* Work order
Would you return the lines between the one holding "# STM contrast on W2N(OH)2 MXene monolayer" and the one holding "Main program and", inclusive, and only those, exactly as they stand in the listing below?

**** Given information ****

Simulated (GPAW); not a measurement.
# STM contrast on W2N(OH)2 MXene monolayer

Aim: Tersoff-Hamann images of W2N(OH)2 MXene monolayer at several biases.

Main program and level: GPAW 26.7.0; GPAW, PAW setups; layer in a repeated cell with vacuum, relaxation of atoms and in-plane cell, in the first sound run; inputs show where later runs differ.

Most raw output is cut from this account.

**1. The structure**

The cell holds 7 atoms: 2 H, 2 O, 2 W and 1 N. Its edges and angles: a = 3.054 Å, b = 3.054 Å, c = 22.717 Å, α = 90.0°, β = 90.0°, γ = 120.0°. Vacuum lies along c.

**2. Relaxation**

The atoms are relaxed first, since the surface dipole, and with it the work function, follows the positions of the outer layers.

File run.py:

****

* Solution
# STM contrast on W2N(OH)2 MXene monolayer

Aim: Tersoff-Hamann images of W2N(OH)2 MXene monolayer at several biases.

Main program and level: GPAW 26.7.0; GPAW, PAW setups; layer in a repeated cell with vacuum, relaxation of atoms and in-plane cell, in the first sound run; inputs show where later runs differ.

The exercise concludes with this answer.